### [Requirement]
Copy the data exactly from the line that contains "Oxalic acid, C2H2O4." through the line that contains "The same species", keeping both end lines and leaving out everything else.

----------------------------------------

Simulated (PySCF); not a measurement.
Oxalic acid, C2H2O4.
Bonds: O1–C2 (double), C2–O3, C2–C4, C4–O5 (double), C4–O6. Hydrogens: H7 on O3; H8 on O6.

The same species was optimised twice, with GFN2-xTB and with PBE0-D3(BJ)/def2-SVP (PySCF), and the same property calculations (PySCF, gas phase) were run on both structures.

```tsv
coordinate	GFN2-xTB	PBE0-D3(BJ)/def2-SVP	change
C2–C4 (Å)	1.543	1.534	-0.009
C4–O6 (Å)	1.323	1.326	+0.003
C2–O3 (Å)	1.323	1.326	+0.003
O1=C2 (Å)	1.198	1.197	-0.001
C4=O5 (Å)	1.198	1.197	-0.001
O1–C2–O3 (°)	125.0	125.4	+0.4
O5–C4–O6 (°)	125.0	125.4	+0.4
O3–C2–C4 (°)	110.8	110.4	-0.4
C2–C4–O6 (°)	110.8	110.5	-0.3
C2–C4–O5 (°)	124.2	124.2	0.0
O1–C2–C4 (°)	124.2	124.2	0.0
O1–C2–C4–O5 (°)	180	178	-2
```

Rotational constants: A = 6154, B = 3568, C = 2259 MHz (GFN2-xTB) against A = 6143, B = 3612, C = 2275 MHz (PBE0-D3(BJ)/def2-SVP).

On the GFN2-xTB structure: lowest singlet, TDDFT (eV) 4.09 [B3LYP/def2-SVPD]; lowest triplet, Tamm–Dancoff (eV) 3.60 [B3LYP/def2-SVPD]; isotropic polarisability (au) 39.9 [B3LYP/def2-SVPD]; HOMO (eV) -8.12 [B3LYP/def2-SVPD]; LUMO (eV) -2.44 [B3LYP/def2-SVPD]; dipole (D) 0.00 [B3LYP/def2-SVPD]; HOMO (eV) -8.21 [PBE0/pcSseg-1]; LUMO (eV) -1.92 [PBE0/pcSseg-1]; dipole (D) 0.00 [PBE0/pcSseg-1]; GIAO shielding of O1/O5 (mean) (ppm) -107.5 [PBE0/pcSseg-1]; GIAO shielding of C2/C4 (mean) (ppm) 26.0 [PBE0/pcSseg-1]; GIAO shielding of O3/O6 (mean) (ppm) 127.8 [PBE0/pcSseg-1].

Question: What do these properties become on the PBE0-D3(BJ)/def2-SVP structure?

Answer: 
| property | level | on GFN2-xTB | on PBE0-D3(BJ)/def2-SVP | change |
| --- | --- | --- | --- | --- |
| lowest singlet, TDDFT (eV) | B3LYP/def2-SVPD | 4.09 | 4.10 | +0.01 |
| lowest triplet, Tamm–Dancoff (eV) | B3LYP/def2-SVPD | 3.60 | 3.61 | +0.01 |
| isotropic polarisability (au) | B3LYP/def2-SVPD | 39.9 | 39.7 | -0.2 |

----------------------------------------

### [Task response]
Oxalic acid, C2H2O4.
Bonds: O1–C2 (double), C2–O3, C2–C4, C4–O5 (double), C4–O6. Hydrogens: H7 on O3; H8 on O6.

The same species was optimised twice, with GFN2-xTB and with PBE0-D3(BJ)/def2-SVP (PySCF), and the same property calculations (PySCF, gas phase) were run on both structures.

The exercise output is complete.